§ WORK INSTRUCTION:
Beginning with the very first line, please reproduce the entries exactly through the line containing "the first run**".

════════════════════

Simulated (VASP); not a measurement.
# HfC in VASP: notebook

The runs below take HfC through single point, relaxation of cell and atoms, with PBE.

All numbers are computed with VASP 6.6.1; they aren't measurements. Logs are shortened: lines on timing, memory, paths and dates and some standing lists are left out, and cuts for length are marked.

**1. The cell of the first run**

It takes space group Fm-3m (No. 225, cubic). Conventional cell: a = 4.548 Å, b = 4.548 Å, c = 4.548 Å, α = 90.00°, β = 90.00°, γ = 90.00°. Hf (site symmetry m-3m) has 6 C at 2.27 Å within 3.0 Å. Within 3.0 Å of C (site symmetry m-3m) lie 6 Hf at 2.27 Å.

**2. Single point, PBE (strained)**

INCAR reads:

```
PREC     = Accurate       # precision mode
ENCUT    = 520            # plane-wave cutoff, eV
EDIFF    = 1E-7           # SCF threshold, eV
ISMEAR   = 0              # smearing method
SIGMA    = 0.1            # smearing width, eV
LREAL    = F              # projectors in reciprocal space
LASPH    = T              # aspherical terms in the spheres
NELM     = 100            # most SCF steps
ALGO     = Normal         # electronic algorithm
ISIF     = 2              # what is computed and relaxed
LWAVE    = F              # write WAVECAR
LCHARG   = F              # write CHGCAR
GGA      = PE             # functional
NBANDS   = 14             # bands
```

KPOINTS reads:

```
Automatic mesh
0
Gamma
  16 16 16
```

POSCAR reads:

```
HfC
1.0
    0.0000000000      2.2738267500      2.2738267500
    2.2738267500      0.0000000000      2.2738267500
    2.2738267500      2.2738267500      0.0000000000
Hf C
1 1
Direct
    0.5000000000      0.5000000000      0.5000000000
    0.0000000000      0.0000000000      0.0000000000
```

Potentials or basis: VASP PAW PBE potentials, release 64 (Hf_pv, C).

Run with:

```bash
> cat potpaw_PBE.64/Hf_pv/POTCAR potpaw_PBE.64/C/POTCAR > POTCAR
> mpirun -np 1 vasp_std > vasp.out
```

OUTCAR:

════════════════════

§ ANSWER BOX:
Simulated (VASP); not a measurement.
# HfC in VASP: notebook

The runs below take HfC through single point, relaxation of cell and atoms, with PBE.

All numbers are computed with VASP 6.6.1; they aren't measurements. Logs are shortened: lines on timing, memory, paths and dates and some standing lists are left out, and cuts for length are marked.

**1. The cell of the first run**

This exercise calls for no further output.